::::
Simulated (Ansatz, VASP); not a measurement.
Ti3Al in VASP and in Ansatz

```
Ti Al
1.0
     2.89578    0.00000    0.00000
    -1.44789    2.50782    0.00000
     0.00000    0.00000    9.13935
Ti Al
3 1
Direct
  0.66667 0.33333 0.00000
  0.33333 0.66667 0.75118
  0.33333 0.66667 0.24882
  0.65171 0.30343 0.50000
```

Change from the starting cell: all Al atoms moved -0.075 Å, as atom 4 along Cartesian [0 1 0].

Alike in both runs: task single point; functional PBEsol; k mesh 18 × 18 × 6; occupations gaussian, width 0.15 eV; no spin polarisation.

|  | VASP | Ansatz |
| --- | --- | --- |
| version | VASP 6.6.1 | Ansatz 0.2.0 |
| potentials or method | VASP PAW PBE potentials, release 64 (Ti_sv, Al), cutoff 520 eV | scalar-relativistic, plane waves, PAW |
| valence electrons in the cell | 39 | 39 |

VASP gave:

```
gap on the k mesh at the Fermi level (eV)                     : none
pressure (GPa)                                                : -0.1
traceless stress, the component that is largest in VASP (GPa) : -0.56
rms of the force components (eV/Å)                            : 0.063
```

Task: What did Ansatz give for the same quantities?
::::

Print each of the lines above again, unchanged.

Simulated (Ansatz, VASP); not a measurement.
Ti3Al in VASP and in Ansatz

```
Ti Al
1.0
     2.89578    0.00000    0.00000
    -1.44789    2.50782    0.00000
     0.00000    0.00000    9.13935
Ti Al
3 1
Direct
  0.66667 0.33333 0.00000
  0.33333 0.66667 0.75118
  0.33333 0.66667 0.24882
  0.65171 0.30343 0.50000
```

Change from the starting cell: all Al atoms moved -0.075 Å, as atom 4 along Cartesian [0 1 0].

Alike in both runs: task single point; functional PBEsol; k mesh 18 × 18 × 6; occupations gaussian, width 0.15 eV; no spin polarisation.

|  | VASP | Ansatz |
| --- | --- | --- |
| version | VASP 6.6.1 | Ansatz 0.2.0 |
| potentials or method | VASP PAW PBE potentials, release 64 (Ti_sv, Al), cutoff 520 eV | scalar-relativistic, plane waves, PAW |
| valence electrons in the cell | 39 | 39 |

VASP gave:

```
gap on the k mesh at the Fermi level (eV)                     : none
pressure (GPa)                                                : -0.1
traceless stress, the component that is largest in VASP (GPa) : -0.56
rms of the force components (eV/Å)                            : 0.063
```

Task: What did Ansatz give for the same quantities?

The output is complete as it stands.